● ● ● ● ●
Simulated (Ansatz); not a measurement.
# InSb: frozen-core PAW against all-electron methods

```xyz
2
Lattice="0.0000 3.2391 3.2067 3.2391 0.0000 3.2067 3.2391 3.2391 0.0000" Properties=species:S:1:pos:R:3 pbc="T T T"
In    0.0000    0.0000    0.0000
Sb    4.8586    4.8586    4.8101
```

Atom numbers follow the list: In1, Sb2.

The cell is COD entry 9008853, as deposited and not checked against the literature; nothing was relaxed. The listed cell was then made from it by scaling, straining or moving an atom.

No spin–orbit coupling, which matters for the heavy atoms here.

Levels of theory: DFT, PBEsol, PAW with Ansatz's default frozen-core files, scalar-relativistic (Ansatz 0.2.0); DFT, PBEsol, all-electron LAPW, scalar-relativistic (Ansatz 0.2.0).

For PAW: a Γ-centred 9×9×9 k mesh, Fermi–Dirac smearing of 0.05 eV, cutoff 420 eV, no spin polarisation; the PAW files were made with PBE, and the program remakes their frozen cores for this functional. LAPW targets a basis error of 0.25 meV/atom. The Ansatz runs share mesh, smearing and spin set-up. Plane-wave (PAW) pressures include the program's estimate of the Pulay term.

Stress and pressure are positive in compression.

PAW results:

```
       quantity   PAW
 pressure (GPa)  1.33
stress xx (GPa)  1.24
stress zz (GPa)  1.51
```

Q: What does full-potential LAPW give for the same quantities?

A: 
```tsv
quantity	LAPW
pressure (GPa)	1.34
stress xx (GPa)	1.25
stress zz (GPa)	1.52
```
● ● ● ● ●

> _Requirement_
Write the lines again exactly, from the first line of the material above to the line that includes "Levels of theory: DFT, PBEsol, PAW", both included. Leave out all the rest.

> _Task result_
Simulated (Ansatz); not a measurement.
# InSb: frozen-core PAW against all-electron methods

```xyz
2
Lattice="0.0000 3.2391 3.2067 3.2391 0.0000 3.2067 3.2391 3.2391 0.0000" Properties=species:S:1:pos:R:3 pbc="T T T"
In    0.0000    0.0000    0.0000
Sb    4.8586    4.8586    4.8101
```

Atom numbers follow the list: In1, Sb2.

The cell is COD entry 9008853, as deposited and not checked against the literature; nothing was relaxed. The listed cell was then made from it by scaling, straining or moving an atom.

No spin–orbit coupling, which matters for the heavy atoms here.

Levels of theory: DFT, PBEsol, PAW with Ansatz's default frozen-core files, scalar-relativistic (Ansatz 0.2.0); DFT, PBEsol, all-electron LAPW, scalar-relativistic (Ansatz 0.2.0).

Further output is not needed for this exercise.